Assignment – Below are the entries to work from; restate word for word the portion that opens with the line containing "Theory: DFT PBE, scalar-relativistic, plane" and closes with the line containing "Question: Which would", keeping both.

● ● ● ● ● ● ●

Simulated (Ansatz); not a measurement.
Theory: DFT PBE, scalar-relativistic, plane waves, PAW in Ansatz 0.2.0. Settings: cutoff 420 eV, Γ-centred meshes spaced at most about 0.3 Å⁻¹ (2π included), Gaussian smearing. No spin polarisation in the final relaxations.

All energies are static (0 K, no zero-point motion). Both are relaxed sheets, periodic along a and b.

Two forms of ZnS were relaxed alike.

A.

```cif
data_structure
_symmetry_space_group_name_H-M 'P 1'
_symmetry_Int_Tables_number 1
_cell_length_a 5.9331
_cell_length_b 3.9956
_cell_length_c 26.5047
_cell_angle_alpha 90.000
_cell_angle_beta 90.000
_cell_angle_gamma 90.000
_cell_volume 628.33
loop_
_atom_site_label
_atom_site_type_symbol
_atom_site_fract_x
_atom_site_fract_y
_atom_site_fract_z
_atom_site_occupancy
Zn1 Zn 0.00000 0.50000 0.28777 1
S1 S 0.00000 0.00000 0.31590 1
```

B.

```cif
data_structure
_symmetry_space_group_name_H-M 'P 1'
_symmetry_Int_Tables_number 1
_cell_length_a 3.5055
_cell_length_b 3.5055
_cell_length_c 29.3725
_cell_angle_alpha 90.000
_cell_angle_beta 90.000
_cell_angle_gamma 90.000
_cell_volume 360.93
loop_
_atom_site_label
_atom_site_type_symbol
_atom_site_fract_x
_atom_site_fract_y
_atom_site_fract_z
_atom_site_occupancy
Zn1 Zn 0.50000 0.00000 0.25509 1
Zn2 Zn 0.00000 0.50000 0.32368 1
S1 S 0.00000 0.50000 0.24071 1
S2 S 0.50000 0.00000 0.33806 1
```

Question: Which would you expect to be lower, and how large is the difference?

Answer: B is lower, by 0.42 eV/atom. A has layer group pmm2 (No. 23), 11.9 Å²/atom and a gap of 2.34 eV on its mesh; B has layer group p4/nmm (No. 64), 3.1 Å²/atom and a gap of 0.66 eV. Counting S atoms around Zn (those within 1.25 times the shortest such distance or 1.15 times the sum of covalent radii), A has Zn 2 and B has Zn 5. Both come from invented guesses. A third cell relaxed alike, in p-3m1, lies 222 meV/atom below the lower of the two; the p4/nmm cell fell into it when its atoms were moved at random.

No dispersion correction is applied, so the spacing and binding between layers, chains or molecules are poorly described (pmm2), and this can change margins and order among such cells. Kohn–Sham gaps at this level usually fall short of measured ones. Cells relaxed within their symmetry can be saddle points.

● ● ● ● ● ● ●

Written solution –
Theory: DFT PBE, scalar-relativistic, plane waves, PAW in Ansatz 0.2.0. Settings: cutoff 420 eV, Γ-centred meshes spaced at most about 0.3 Å⁻¹ (2π included), Gaussian smearing. No spin polarisation in the final relaxations.

All energies are static (0 K, no zero-point motion). Both are relaxed sheets, periodic along a and b.

Two forms of ZnS were relaxed alike.

A.

```cif
data_structure
_symmetry_space_group_name_H-M 'P 1'
_symmetry_Int_Tables_number 1
_cell_length_a 5.9331
_cell_length_b 3.9956
_cell_length_c 26.5047
_cell_angle_alpha 90.000
_cell_angle_beta 90.000
_cell_angle_gamma 90.000
_cell_volume 628.33
loop_
_atom_site_label
_atom_site_type_symbol
_atom_site_fract_x
_atom_site_fract_y
_atom_site_fract_z
_atom_site_occupancy
Zn1 Zn 0.00000 0.50000 0.28777 1
S1 S 0.00000 0.00000 0.31590 1
```

B.

```cif
data_structure
_symmetry_space_group_name_H-M 'P 1'
_symmetry_Int_Tables_number 1
_cell_length_a 3.5055
_cell_length_b 3.5055
_cell_length_c 29.3725
_cell_angle_alpha 90.000
_cell_angle_beta 90.000
_cell_angle_gamma 90.000
_cell_volume 360.93
loop_
_atom_site_label
_atom_site_type_symbol
_atom_site_fract_x
_atom_site_fract_y
_atom_site_fract_z
_atom_site_occupancy
Zn1 Zn 0.50000 0.00000 0.25509 1
Zn2 Zn 0.00000 0.50000 0.32368 1
S1 S 0.00000 0.50000 0.24071 1
S2 S 0.50000 0.00000 0.33806 1
```

Question: Which would you expect to be lower, and how large is the difference?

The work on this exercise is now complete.